### Work request
Starting with the first line of the records, write out each line exactly until you have included the line containing "The reference is".

### Record set
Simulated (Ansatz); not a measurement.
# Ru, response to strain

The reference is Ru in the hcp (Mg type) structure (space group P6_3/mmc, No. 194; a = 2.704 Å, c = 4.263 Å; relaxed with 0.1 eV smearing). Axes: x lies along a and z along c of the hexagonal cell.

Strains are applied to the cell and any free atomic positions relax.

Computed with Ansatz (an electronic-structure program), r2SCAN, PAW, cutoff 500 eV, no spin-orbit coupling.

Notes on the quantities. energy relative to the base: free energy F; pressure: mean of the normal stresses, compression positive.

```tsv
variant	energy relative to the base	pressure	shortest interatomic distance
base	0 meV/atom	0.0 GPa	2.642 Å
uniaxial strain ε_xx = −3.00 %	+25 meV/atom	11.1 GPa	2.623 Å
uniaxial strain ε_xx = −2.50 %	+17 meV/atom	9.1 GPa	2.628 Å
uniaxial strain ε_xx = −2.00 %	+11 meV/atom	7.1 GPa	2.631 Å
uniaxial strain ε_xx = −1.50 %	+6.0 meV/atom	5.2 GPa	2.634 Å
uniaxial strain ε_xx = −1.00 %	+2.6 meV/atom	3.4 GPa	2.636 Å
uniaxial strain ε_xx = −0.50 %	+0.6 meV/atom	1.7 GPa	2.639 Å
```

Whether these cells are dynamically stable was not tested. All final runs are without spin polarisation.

### Your solution
Simulated (Ansatz); not a measurement.
# Ru, response to strain

The reference is Ru in the hcp (Mg type) structure (space group P6_3/mmc, No. 194; a = 2.704 Å, c = 4.263 Å; relaxed with 0.1 eV smearing). Axes: x lies along a and z along c of the hexagonal cell.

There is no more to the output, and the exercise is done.